[Information given]
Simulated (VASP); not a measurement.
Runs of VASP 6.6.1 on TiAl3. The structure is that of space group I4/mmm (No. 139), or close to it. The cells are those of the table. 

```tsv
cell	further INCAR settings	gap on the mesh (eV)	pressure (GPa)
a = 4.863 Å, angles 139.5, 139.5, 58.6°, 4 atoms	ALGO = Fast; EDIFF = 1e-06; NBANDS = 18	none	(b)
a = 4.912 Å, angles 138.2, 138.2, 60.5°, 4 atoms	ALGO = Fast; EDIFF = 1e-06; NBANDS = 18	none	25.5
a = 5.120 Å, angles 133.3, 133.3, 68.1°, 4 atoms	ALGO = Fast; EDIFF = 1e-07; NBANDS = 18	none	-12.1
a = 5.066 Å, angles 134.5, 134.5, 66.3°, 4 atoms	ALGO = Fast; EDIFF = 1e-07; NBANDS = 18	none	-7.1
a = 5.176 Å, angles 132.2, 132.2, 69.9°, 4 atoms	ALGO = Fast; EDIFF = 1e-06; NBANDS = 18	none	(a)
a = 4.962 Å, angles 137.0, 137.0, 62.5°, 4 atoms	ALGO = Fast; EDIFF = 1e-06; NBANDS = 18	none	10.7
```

[Work task] Would you transcribe the entries above exactly as they appear?

[Your response]
Simulated (VASP); not a measurement.
Runs of VASP 6.6.1 on TiAl3. The structure is that of space group I4/mmm (No. 139), or close to it. The cells are those of the table. 

```tsv
cell	further INCAR settings	gap on the mesh (eV)	pressure (GPa)
a = 4.863 Å, angles 139.5, 139.5, 58.6°, 4 atoms	ALGO = Fast; EDIFF = 1e-06; NBANDS = 18	none	(b)
a = 4.912 Å, angles 138.2, 138.2, 60.5°, 4 atoms	ALGO = Fast; EDIFF = 1e-06; NBANDS = 18	none	25.5
a = 5.120 Å, angles 133.3, 133.3, 68.1°, 4 atoms	ALGO = Fast; EDIFF = 1e-07; NBANDS = 18	none	-12.1
a = 5.066 Å, angles 134.5, 134.5, 66.3°, 4 atoms	ALGO = Fast; EDIFF = 1e-07; NBANDS = 18	none	-7.1
a = 5.176 Å, angles 132.2, 132.2, 69.9°, 4 atoms	ALGO = Fast; EDIFF = 1e-06; NBANDS = 18	none	(a)
a = 4.962 Å, angles 137.0, 137.0, 62.5°, 4 atoms	ALGO = Fast; EDIFF = 1e-06; NBANDS = 18	none	10.7
```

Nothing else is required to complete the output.